WORK REQUEST: Each line below is to be set down again exactly.

SUPPLIED INFORMATION:
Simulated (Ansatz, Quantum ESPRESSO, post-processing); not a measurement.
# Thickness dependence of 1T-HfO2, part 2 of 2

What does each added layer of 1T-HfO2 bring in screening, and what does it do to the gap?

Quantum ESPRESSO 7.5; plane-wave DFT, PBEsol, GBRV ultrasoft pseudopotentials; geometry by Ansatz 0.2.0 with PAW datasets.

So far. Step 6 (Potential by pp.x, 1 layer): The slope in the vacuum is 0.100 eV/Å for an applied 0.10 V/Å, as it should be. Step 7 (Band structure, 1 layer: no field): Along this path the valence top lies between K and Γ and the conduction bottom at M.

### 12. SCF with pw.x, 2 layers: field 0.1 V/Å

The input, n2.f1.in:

EXERCISE RESPONSE:
Simulated (Ansatz, Quantum ESPRESSO, post-processing); not a measurement.
# Thickness dependence of 1T-HfO2, part 2 of 2

What does each added layer of 1T-HfO2 bring in screening, and what does it do to the gap?

Quantum ESPRESSO 7.5; plane-wave DFT, PBEsol, GBRV ultrasoft pseudopotentials; geometry by Ansatz 0.2.0 with PAW datasets.

So far. Step 6 (Potential by pp.x, 1 layer): The slope in the vacuum is 0.100 eV/Å for an applied 0.10 V/Å, as it should be. Step 7 (Band structure, 1 layer: no field): Along this path the valence top lies between K and Γ and the conduction bottom at M.

### 12. SCF with pw.x, 2 layers: field 0.1 V/Å

The input, n2.f1.in:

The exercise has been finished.